Given information =
§

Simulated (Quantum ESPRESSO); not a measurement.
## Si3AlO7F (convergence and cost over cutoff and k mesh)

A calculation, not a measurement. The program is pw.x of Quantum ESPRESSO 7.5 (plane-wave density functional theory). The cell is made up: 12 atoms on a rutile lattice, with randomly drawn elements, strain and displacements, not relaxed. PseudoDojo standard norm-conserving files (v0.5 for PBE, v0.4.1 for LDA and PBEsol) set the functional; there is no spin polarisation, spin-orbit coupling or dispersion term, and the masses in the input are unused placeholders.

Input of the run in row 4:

§

Assigned task = Reproduce exactly the lines from the beginning of the entries above up to and including the line that contains "A calculation, not".

Reply =
Simulated (Quantum ESPRESSO); not a measurement.
## Si3AlO7F (convergence and cost over cutoff and k mesh)

A calculation, not a measurement. The program is pw.x of Quantum ESPRESSO 7.5 (plane-wave density functional theory). The cell is made up: 12 atoms on a rutile lattice, with randomly drawn elements, strain and displacements, not relaxed. PseudoDojo standard norm-conserving files (v0.5 for PBE, v0.4.1 for LDA and PBEsol) set the functional; there is no spin polarisation, spin-orbit coupling or dispersion term, and the masses in the input are unused placeholders.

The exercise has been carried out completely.